:: TASK ITEM ::
Reproduce exactly the lines below from the one containing "-338.77207 | yes |" through the one containing "A coarse radial", including both, and nothing else.

:: RECORDED DATA ::
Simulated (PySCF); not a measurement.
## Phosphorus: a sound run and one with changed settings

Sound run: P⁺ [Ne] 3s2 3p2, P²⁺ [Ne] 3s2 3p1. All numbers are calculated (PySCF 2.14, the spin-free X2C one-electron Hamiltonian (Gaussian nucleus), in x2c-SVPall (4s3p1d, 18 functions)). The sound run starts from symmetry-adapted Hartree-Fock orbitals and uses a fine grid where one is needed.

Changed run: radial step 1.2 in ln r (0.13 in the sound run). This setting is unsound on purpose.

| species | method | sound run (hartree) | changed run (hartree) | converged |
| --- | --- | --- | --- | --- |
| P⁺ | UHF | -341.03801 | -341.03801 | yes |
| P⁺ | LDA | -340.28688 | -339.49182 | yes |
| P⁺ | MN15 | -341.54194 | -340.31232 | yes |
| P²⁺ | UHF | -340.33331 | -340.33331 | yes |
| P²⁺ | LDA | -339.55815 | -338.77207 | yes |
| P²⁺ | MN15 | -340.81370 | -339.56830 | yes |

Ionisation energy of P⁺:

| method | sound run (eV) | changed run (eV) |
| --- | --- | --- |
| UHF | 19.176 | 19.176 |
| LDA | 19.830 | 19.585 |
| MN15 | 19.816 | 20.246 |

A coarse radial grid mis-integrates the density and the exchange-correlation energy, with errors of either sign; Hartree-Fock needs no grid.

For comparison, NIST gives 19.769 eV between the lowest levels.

:: EXERCISE RESULT ::
| P²⁺ | LDA | -339.55815 | -338.77207 | yes |
| P²⁺ | MN15 | -340.81370 | -339.56830 | yes |

Ionisation energy of P⁺:

| method | sound run (eV) | changed run (eV) |
| --- | --- | --- |
| UHF | 19.176 | 19.176 |
| LDA | 19.830 | 19.585 |
| MN15 | 19.816 | 20.246 |

A coarse radial grid mis-integrates the density and the exchange-correlation energy, with errors of either sign; Hartree-Fock needs no grid.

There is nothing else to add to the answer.